→ Data provided
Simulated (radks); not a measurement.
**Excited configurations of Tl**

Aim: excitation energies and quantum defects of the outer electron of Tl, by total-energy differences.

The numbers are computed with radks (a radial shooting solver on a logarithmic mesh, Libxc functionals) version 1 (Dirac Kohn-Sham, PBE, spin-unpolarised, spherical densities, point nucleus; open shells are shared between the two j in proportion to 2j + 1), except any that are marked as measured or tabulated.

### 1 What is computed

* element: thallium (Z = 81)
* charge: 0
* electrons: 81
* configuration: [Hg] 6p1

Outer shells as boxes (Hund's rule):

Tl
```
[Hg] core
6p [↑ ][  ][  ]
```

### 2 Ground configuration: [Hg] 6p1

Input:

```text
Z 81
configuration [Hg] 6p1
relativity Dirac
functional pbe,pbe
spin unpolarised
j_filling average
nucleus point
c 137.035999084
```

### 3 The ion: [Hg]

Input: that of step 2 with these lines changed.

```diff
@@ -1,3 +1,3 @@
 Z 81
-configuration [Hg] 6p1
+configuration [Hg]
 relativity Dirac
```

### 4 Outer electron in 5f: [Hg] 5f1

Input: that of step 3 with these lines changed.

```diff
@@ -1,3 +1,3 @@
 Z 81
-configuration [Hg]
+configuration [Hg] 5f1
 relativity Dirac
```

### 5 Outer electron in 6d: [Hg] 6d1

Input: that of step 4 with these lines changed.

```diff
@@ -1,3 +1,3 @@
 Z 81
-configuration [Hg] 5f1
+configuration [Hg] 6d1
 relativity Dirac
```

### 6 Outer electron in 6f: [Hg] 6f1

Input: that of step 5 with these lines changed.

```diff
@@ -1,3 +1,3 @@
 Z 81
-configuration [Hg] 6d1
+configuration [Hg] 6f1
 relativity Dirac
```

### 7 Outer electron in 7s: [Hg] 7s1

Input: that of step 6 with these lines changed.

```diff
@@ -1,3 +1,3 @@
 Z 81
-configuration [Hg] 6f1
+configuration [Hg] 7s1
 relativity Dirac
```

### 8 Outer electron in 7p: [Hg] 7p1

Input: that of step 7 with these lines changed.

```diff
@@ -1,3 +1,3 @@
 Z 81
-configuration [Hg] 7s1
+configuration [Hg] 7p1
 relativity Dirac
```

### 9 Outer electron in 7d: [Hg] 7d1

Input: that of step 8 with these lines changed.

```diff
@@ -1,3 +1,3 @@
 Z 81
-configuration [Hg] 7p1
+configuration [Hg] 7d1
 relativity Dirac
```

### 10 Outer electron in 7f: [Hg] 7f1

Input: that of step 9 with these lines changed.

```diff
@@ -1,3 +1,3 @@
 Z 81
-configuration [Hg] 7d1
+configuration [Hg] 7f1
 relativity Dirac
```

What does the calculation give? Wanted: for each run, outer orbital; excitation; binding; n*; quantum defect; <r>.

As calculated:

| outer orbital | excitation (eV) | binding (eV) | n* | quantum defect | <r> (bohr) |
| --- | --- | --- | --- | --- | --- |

→ Work task
Please return the lines above exactly, from the first one down to the line with "Aim: excitation energies", and stop after that line.

→ Result
Simulated (radks); not a measurement.
**Excited configurations of Tl**

Aim: excitation energies and quantum defects of the outer electron of Tl, by total-energy differences.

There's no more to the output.